* _Raw data_:
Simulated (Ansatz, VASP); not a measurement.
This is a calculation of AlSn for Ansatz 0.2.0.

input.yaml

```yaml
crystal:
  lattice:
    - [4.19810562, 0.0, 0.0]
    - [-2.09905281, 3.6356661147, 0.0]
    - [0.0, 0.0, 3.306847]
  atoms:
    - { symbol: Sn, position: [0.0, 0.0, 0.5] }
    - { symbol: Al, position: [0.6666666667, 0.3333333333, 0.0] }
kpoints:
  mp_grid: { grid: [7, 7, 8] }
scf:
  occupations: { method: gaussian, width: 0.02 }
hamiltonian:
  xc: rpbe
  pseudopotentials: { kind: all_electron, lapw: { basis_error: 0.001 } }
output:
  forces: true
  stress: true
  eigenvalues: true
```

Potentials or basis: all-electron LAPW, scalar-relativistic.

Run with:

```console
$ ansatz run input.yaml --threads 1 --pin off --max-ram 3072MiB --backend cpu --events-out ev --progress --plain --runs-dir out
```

* _Work request_: The complete set of entries is to be restated word for word.

* _Written reply_:
Simulated (Ansatz, VASP); not a measurement.
This is a calculation of AlSn for Ansatz 0.2.0.

input.yaml

```yaml
crystal:
  lattice:
    - [4.19810562, 0.0, 0.0]
    - [-2.09905281, 3.6356661147, 0.0]
    - [0.0, 0.0, 3.306847]
  atoms:
    - { symbol: Sn, position: [0.0, 0.0, 0.5] }
    - { symbol: Al, position: [0.6666666667, 0.3333333333, 0.0] }
kpoints:
  mp_grid: { grid: [7, 7, 8] }
scf:
  occupations: { method: gaussian, width: 0.02 }
hamiltonian:
  xc: rpbe
  pseudopotentials: { kind: all_electron, lapw: { basis_error: 0.001 } }
output:
  forces: true
  stress: true
  eigenvalues: true
```

Potentials or basis: all-electron LAPW, scalar-relativistic.

Run with:

```console
$ ansatz run input.yaml --threads 1 --pin off --max-ram 3072MiB --backend cpu --events-out ev --progress --plain --runs-dir out
```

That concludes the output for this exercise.